#### [Work instruction]
Repeat exactly the lines from the first line of the records through the line containing "Problem. Rank by", and nothing more.

****************************************
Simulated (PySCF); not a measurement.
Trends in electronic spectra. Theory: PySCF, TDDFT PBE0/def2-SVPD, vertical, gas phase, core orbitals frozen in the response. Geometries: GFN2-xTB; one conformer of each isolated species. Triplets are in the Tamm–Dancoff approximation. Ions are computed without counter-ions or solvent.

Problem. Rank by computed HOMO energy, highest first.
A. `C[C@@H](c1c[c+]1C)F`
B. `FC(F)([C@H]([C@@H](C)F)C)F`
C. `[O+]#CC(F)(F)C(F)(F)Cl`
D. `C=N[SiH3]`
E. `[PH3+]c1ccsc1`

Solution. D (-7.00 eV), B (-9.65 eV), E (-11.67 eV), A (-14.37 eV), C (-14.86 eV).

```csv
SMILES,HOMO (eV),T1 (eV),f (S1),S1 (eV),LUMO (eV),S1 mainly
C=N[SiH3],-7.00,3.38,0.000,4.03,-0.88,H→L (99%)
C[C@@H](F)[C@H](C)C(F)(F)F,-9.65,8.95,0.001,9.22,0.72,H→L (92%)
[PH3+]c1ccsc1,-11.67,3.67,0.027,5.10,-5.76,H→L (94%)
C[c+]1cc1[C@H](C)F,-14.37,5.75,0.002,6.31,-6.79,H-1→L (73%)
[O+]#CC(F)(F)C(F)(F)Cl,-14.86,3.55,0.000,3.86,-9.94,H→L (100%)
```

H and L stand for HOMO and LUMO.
****************************************

#### [Task result]
Simulated (PySCF); not a measurement.
Trends in electronic spectra. Theory: PySCF, TDDFT PBE0/def2-SVPD, vertical, gas phase, core orbitals frozen in the response. Geometries: GFN2-xTB; one conformer of each isolated species. Triplets are in the Tamm–Dancoff approximation. Ions are computed without counter-ions or solvent.

Problem. Rank by computed HOMO energy, highest first.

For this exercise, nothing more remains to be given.